**Exercise**: If a line comes after the one containing "0.43 e/Å³ |", leave it out; copy every line before it, and that line too, exactly as written, starting from the first line of the entries.

* * * * * * *

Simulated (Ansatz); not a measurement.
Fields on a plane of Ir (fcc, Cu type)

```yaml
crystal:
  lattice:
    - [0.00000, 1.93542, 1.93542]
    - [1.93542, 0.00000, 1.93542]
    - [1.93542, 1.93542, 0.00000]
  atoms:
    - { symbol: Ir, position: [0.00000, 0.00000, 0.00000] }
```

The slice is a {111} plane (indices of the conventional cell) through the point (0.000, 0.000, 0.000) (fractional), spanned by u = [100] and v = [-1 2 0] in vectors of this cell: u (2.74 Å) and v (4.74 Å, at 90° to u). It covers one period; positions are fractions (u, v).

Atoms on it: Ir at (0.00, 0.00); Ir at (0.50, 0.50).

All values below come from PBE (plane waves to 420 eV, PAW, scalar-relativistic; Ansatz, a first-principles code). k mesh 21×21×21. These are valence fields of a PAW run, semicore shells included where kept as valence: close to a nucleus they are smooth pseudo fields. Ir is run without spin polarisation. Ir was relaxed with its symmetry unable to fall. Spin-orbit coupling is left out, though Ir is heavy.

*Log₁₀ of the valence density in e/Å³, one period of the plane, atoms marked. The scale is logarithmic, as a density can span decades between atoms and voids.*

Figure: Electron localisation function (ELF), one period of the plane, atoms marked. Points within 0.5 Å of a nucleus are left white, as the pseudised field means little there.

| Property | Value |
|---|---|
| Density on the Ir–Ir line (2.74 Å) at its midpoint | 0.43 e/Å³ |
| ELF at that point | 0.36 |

* * * * * * *

**Expected answer**:
Simulated (Ansatz); not a measurement.
Fields on a plane of Ir (fcc, Cu type)

```yaml
crystal:
  lattice:
    - [0.00000, 1.93542, 1.93542]
    - [1.93542, 0.00000, 1.93542]
    - [1.93542, 1.93542, 0.00000]
  atoms:
    - { symbol: Ir, position: [0.00000, 0.00000, 0.00000] }
```

The slice is a {111} plane (indices of the conventional cell) through the point (0.000, 0.000, 0.000) (fractional), spanned by u = [100] and v = [-1 2 0] in vectors of this cell: u (2.74 Å) and v (4.74 Å, at 90° to u). It covers one period; positions are fractions (u, v).

Atoms on it: Ir at (0.00, 0.00); Ir at (0.50, 0.50).

All values below come from PBE (plane waves to 420 eV, PAW, scalar-relativistic; Ansatz, a first-principles code). k mesh 21×21×21. These are valence fields of a PAW run, semicore shells included where kept as valence: close to a nucleus they are smooth pseudo fields. Ir is run without spin polarisation. Ir was relaxed with its symmetry unable to fall. Spin-orbit coupling is left out, though Ir is heavy.

*Log₁₀ of the valence density in e/Å³, one period of the plane, atoms marked. The scale is logarithmic, as a density can span decades between atoms and voids.*

Figure: Electron localisation function (ELF), one period of the plane, atoms marked. Points within 0.5 Å of a nucleus are left white, as the pseudised field means little there.

| Property | Value |
|---|---|
| Density on the Ir–Ir line (2.74 Å) at its midpoint | 0.43 e/Å³ |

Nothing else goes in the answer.